ACTION ITEM:
Please reproduce the full listing exactly, with nothing added.

INFORMATION PROVIDED:
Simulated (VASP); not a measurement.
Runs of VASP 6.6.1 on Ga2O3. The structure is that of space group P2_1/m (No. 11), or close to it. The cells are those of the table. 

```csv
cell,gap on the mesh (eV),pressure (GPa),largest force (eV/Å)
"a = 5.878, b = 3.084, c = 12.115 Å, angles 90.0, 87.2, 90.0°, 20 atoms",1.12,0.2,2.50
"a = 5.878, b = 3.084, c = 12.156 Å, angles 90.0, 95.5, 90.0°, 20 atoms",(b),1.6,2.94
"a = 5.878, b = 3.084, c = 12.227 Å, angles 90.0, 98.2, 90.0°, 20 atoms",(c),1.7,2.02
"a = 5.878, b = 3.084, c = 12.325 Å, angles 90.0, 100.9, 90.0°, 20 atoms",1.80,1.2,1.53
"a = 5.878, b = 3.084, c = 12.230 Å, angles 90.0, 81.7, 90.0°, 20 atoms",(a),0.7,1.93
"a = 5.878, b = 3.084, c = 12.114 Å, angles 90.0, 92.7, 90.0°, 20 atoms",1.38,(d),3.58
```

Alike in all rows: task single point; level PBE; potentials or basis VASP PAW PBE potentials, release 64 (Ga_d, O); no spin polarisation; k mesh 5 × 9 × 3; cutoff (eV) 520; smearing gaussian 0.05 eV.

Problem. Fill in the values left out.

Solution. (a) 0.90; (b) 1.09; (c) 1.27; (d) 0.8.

EXPECTED ANSWER:
Simulated (VASP); not a measurement.
Runs of VASP 6.6.1 on Ga2O3. The structure is that of space group P2_1/m (No. 11), or close to it. The cells are those of the table. 

```csv
cell,gap on the mesh (eV),pressure (GPa),largest force (eV/Å)
"a = 5.878, b = 3.084, c = 12.115 Å, angles 90.0, 87.2, 90.0°, 20 atoms",1.12,0.2,2.50
"a = 5.878, b = 3.084, c = 12.156 Å, angles 90.0, 95.5, 90.0°, 20 atoms",(b),1.6,2.94
"a = 5.878, b = 3.084, c = 12.227 Å, angles 90.0, 98.2, 90.0°, 20 atoms",(c),1.7,2.02
"a = 5.878, b = 3.084, c = 12.325 Å, angles 90.0, 100.9, 90.0°, 20 atoms",1.80,1.2,1.53
"a = 5.878, b = 3.084, c = 12.230 Å, angles 90.0, 81.7, 90.0°, 20 atoms",(a),0.7,1.93
"a = 5.878, b = 3.084, c = 12.114 Å, angles 90.0, 92.7, 90.0°, 20 atoms",1.38,(d),3.58
```

Alike in all rows: task single point; level PBE; potentials or basis VASP PAW PBE potentials, release 64 (Ga_d, O); no spin polarisation; k mesh 5 × 9 × 3; cutoff (eV) 520; smearing gaussian 0.05 eV.

Problem. Fill in the values left out.

Solution. (a) 0.90; (b) 1.09; (c) 1.27; (d) 0.8.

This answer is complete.